Material supplied →
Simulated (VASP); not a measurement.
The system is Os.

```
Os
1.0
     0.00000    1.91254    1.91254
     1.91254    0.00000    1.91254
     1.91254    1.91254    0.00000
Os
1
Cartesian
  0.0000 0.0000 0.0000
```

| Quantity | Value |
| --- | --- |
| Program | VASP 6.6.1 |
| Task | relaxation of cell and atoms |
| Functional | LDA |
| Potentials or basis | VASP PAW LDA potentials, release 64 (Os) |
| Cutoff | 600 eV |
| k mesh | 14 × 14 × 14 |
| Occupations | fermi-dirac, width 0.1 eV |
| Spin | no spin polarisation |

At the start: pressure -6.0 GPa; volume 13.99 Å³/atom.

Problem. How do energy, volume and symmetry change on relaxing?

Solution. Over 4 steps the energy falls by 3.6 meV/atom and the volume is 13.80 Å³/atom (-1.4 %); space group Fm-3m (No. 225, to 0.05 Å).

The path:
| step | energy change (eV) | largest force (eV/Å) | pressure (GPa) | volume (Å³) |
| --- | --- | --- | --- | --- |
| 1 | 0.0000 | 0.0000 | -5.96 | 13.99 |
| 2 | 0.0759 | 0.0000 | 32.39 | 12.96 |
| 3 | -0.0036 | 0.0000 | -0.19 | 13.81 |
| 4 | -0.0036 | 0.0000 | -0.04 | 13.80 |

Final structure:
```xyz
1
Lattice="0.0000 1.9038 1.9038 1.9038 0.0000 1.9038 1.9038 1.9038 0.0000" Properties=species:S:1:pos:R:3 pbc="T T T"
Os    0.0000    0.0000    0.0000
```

Exercise →
Quote the listing above, but only from the line that shows "Quantity | Value |" through the line that shows "At the start: pressure".

Reply →
| Quantity | Value |
| --- | --- |
| Program | VASP 6.6.1 |
| Task | relaxation of cell and atoms |
| Functional | LDA |
| Potentials or basis | VASP PAW LDA potentials, release 64 (Os) |
| Cutoff | 600 eV |
| k mesh | 14 × 14 × 14 |
| Occupations | fermi-dirac, width 0.1 eV |
| Spin | no spin polarisation |

At the start: pressure -6.0 GPa; volume 13.99 Å³/atom.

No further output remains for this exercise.